Would you reproduce, without any alteration, the lines from the opening line of the entries through the line that has "and polarisability: PBE0/def2-SVPD**" in it?

----------------------------------------

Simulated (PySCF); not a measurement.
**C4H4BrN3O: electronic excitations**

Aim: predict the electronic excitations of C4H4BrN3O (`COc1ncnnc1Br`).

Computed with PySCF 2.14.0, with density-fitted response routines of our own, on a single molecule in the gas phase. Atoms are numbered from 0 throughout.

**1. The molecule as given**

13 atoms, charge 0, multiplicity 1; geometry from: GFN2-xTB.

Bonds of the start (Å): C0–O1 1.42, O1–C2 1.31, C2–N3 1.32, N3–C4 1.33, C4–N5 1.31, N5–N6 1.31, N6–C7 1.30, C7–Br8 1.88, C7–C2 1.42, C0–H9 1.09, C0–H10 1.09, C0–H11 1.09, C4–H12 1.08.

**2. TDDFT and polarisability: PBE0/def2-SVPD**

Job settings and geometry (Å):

----------------------------------------

**Written reply:**
Simulated (PySCF); not a measurement.
**C4H4BrN3O: electronic excitations**

Aim: predict the electronic excitations of C4H4BrN3O (`COc1ncnnc1Br`).

Computed with PySCF 2.14.0, with density-fitted response routines of our own, on a single molecule in the gas phase. Atoms are numbered from 0 throughout.

**1. The molecule as given**

13 atoms, charge 0, multiplicity 1; geometry from: GFN2-xTB.

Bonds of the start (Å): C0–O1 1.42, O1–C2 1.31, C2–N3 1.32, N3–C4 1.33, C4–N5 1.31, N5–N6 1.31, N6–C7 1.30, C7–Br8 1.88, C7–C2 1.42, C0–H9 1.09, C0–H10 1.09, C0–H11 1.09, C4–H12 1.08.

**2. TDDFT and polarisability: PBE0/def2-SVPD**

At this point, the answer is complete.